» **Activity**: Write out once more the lines running from the top of the entries below to the line with "The bare substrate", both ends included.

Recorded data Block Start
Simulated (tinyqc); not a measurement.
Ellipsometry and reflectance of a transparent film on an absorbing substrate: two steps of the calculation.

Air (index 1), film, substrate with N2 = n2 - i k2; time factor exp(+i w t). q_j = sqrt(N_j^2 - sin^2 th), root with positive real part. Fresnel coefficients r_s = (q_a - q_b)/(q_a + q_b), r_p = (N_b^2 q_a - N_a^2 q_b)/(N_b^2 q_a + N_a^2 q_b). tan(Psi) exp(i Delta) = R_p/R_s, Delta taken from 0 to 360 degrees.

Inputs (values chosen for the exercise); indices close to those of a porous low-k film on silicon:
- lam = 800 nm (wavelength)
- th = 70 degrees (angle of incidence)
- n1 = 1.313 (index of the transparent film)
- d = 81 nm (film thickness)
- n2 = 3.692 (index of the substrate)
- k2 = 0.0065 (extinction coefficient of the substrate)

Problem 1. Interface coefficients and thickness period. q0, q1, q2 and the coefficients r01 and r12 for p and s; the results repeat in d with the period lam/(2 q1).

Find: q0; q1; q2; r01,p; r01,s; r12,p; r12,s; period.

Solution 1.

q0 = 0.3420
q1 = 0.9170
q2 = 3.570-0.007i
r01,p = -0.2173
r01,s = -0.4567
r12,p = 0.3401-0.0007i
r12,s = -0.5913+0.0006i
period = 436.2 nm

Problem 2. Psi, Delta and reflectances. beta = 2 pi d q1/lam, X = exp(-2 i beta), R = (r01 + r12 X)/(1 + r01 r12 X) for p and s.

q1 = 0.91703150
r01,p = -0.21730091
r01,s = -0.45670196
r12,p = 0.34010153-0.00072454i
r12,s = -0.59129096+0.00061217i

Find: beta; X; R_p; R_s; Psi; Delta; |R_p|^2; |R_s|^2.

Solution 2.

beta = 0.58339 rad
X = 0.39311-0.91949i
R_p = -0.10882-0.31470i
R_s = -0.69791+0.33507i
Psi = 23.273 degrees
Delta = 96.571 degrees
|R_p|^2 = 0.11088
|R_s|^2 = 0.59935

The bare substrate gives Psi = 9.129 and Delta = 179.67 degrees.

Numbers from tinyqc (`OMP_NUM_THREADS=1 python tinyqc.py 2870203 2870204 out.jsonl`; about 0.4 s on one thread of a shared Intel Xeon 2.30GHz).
Recorded data Block End

» **Your response**:
Simulated (tinyqc); not a measurement.
Ellipsometry and reflectance of a transparent film on an absorbing substrate: two steps of the calculation.

Air (index 1), film, substrate with N2 = n2 - i k2; time factor exp(+i w t). q_j = sqrt(N_j^2 - sin^2 th), root with positive real part. Fresnel coefficients r_s = (q_a - q_b)/(q_a + q_b), r_p = (N_b^2 q_a - N_a^2 q_b)/(N_b^2 q_a + N_a^2 q_b). tan(Psi) exp(i Delta) = R_p/R_s, Delta taken from 0 to 360 degrees.

Inputs (values chosen for the exercise); indices close to those of a porous low-k film on silicon:
- lam = 800 nm (wavelength)
- th = 70 degrees (angle of incidence)
- n1 = 1.313 (index of the transparent film)
- d = 81 nm (film thickness)
- n2 = 3.692 (index of the substrate)
- k2 = 0.0065 (extinction coefficient of the substrate)

Problem 1. Interface coefficients and thickness period. q0, q1, q2 and the coefficients r01 and r12 for p and s; the results repeat in d with the period lam/(2 q1).

Find: q0; q1; q2; r01,p; r01,s; r12,p; r12,s; period.

Solution 1.

q0 = 0.3420
q1 = 0.9170
q2 = 3.570-0.007i
r01,p = -0.2173
r01,s = -0.4567
r12,p = 0.3401-0.0007i
r12,s = -0.5913+0.0006i
period = 436.2 nm

Problem 2. Psi, Delta and reflectances. beta = 2 pi d q1/lam, X = exp(-2 i beta), R = (r01 + r12 X)/(1 + r01 r12 X) for p and s.

q1 = 0.91703150
r01,p = -0.21730091
r01,s = -0.45670196
r12,p = 0.34010153-0.00072454i
r12,s = -0.59129096+0.00061217i

Find: beta; X; R_p; R_s; Psi; Delta; |R_p|^2; |R_s|^2.

Solution 2.

beta = 0.58339 rad
X = 0.39311-0.91949i
R_p = -0.10882-0.31470i
R_s = -0.69791+0.33507i
Psi = 23.273 degrees
Delta = 96.571 degrees
|R_p|^2 = 0.11088
|R_s|^2 = 0.59935

The bare substrate gives Psi = 9.129 and Delta = 179.67 degrees.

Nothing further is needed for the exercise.